Action item: Write out, word for word, only the data from its first line to the line containing "Perfect BN. The".

Start of Block
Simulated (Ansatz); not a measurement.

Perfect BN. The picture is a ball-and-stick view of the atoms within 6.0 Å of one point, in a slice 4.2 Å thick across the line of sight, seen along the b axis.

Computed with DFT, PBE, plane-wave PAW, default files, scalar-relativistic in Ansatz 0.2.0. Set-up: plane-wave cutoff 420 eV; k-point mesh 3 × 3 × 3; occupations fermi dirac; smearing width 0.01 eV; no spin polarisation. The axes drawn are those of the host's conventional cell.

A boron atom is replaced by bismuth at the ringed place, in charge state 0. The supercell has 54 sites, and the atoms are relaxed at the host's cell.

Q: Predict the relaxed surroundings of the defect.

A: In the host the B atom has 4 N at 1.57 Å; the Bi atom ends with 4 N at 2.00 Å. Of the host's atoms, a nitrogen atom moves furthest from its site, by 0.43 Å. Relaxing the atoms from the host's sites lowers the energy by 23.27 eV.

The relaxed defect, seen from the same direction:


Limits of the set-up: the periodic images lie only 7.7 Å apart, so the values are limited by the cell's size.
End of Block

Your response:
Simulated (Ansatz); not a measurement.

Perfect BN. The picture is a ball-and-stick view of the atoms within 6.0 Å of one point, in a slice 4.2 Å thick across the line of sight, seen along the b axis.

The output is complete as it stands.